== Work order ==
Please restate the material below word for word, from the first line through the one that contains "Give the harmonic", inclusive.

== Data listing ==
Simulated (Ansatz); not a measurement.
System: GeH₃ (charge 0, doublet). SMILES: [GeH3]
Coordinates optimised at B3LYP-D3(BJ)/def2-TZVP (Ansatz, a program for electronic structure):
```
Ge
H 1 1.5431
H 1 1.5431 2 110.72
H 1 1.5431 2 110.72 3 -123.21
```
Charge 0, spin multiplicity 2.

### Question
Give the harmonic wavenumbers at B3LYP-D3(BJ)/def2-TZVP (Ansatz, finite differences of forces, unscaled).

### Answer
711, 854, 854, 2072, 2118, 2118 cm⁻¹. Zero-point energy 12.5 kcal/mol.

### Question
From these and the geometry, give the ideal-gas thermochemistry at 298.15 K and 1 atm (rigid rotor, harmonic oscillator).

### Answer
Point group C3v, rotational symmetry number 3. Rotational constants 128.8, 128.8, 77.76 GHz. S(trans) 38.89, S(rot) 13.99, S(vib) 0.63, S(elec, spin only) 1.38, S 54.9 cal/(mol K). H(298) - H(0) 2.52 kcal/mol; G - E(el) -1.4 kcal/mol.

== Written response ==
Simulated (Ansatz); not a measurement.
System: GeH₃ (charge 0, doublet). SMILES: [GeH3]
Coordinates optimised at B3LYP-D3(BJ)/def2-TZVP (Ansatz, a program for electronic structure):
```
Ge
H 1 1.5431
H 1 1.5431 2 110.72
H 1 1.5431 2 110.72 3 -123.21
```
Charge 0, spin multiplicity 2.

### Question
Give the harmonic wavenumbers at B3LYP-D3(BJ)/def2-TZVP (Ansatz, finite differences of forces, unscaled).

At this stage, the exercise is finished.